WORK ITEM:
Print the data that follows, exactly and completely.

◇ ◇ ◇ ◇ ◇ ◇ ◇
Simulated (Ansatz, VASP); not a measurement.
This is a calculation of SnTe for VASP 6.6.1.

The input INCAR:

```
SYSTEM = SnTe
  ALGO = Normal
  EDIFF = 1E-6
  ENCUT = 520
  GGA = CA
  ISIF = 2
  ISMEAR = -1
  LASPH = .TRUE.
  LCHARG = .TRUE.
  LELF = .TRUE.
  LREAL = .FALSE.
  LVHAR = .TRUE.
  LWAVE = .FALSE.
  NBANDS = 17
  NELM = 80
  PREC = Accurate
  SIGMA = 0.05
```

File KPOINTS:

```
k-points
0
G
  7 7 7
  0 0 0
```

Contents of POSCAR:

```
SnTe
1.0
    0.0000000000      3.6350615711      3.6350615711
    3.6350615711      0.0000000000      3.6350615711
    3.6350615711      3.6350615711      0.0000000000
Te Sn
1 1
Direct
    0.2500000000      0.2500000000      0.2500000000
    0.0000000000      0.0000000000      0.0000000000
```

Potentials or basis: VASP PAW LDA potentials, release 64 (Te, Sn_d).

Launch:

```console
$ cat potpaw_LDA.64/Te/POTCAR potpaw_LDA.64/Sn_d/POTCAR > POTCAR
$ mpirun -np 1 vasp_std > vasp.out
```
◇ ◇ ◇ ◇ ◇ ◇ ◇

TASK RESPONSE:
Simulated (Ansatz, VASP); not a measurement.
This is a calculation of SnTe for VASP 6.6.1.

The input INCAR:

```
SYSTEM = SnTe
  ALGO = Normal
  EDIFF = 1E-6
  ENCUT = 520
  GGA = CA
  ISIF = 2
  ISMEAR = -1
  LASPH = .TRUE.
  LCHARG = .TRUE.
  LELF = .TRUE.
  LREAL = .FALSE.
  LVHAR = .TRUE.
  LWAVE = .FALSE.
  NBANDS = 17
  NELM = 80
  PREC = Accurate
  SIGMA = 0.05
```

File KPOINTS:

```
k-points
0
G
  7 7 7
  0 0 0
```

Contents of POSCAR:

```
SnTe
1.0
    0.0000000000      3.6350615711      3.6350615711
    3.6350615711      0.0000000000      3.6350615711
    3.6350615711      3.6350615711      0.0000000000
Te Sn
1 1
Direct
    0.2500000000      0.2500000000      0.2500000000
    0.0000000000      0.0000000000      0.0000000000
```

Potentials or basis: VASP PAW LDA potentials, release 64 (Te, Sn_d).

Launch:

```console
$ cat potpaw_LDA.64/Te/POTCAR potpaw_LDA.64/Sn_d/POTCAR > POTCAR
$ mpirun -np 1 vasp_std > vasp.out
```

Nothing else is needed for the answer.